Extract the lines from the first line of the records below through the line containing "G0W0 replaces the", inclusive, and reproduce them exactly as written.

§ **Information given**
------------------------------------------------
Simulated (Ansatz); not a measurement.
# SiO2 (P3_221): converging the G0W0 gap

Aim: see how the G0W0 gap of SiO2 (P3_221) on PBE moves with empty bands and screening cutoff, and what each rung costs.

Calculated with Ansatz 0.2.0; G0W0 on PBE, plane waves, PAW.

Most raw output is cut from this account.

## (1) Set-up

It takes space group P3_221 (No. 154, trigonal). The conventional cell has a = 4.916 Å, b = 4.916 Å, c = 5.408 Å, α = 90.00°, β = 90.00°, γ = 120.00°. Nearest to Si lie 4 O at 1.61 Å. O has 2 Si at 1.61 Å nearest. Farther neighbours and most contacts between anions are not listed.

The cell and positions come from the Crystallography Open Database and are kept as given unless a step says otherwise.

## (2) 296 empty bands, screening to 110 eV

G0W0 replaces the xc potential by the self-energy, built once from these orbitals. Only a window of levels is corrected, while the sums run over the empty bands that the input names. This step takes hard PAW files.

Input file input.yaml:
------------------------------------------------

§ **Worked solution**
Simulated (Ansatz); not a measurement.
# SiO2 (P3_221): converging the G0W0 gap

Aim: see how the G0W0 gap of SiO2 (P3_221) on PBE moves with empty bands and screening cutoff, and what each rung costs.

Calculated with Ansatz 0.2.0; G0W0 on PBE, plane waves, PAW.

Most raw output is cut from this account.

## (1) Set-up

It takes space group P3_221 (No. 154, trigonal). The conventional cell has a = 4.916 Å, b = 4.916 Å, c = 5.408 Å, α = 90.00°, β = 90.00°, γ = 120.00°. Nearest to Si lie 4 O at 1.61 Å. O has 2 Si at 1.61 Å nearest. Farther neighbours and most contacts between anions are not listed.

The cell and positions come from the Crystallography Open Database and are kept as given unless a step says otherwise.

## (2) 296 empty bands, screening to 110 eV

G0W0 replaces the xc potential by the self-energy, built once from these orbitals. Only a window of levels is corrected, while the sums run over the empty bands that the input names. This step takes hard PAW files.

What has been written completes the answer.